--- Assigned task ---
When the line containing "Quantity: atomisation energy" appears in the entries below, begin printing there and stop after the line containing "(Ansatz); SVWN5/def2-TZVPD (Ansatz)."; print each of those lines exactly and no other line.

--- Given information ---
● ● ● ●

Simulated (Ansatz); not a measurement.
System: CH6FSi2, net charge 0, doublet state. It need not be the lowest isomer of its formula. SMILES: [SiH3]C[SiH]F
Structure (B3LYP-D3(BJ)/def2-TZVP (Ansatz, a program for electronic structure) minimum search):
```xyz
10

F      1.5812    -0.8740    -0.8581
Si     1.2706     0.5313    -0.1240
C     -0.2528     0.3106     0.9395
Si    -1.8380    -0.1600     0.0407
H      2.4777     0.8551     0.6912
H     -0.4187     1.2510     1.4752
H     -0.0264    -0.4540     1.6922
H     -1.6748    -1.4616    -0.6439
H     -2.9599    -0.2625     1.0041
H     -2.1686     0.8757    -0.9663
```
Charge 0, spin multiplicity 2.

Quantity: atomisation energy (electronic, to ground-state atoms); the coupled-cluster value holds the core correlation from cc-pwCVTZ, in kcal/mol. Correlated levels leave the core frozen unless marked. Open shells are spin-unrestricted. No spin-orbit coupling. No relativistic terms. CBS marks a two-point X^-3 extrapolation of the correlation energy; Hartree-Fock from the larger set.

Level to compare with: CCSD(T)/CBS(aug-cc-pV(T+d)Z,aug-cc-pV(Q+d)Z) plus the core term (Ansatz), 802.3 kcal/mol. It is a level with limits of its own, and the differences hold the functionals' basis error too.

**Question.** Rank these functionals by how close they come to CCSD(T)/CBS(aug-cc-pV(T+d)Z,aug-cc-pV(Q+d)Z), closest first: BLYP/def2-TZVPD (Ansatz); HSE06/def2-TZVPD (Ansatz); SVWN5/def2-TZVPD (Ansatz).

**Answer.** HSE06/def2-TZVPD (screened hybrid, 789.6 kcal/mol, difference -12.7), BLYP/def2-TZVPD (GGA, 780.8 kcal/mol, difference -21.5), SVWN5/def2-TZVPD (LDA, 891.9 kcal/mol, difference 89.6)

● ● ● ●

--- Reply ---
Quantity: atomisation energy (electronic, to ground-state atoms); the coupled-cluster value holds the core correlation from cc-pwCVTZ, in kcal/mol. Correlated levels leave the core frozen unless marked. Open shells are spin-unrestricted. No spin-orbit coupling. No relativistic terms. CBS marks a two-point X^-3 extrapolation of the correlation energy; Hartree-Fock from the larger set.

Level to compare with: CCSD(T)/CBS(aug-cc-pV(T+d)Z,aug-cc-pV(Q+d)Z) plus the core term (Ansatz), 802.3 kcal/mol. It is a level with limits of its own, and the differences hold the functionals' basis error too.

**Question.** Rank these functionals by how close they come to CCSD(T)/CBS(aug-cc-pV(T+d)Z,aug-cc-pV(Q+d)Z), closest first: BLYP/def2-TZVPD (Ansatz); HSE06/def2-TZVPD (Ansatz); SVWN5/def2-TZVPD (Ansatz).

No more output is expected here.